*ASSIGNED TASK:*
Lift out, unaltered, the lines of the material below between the line holding "2 stationary structures" and the line holding "energy, lowest first.**", counting both.

Content starts

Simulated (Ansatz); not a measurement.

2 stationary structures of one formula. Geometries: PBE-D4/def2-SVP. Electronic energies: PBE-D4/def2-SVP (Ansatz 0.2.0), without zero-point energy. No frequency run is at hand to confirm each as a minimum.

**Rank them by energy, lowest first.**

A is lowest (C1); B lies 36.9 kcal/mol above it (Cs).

Content ends

*TASK ANSWER:*
2 stationary structures of one formula. Geometries: PBE-D4/def2-SVP. Electronic energies: PBE-D4/def2-SVP (Ansatz 0.2.0), without zero-point energy. No frequency run is at hand to confirm each as a minimum.

**Rank them by energy, lowest first.**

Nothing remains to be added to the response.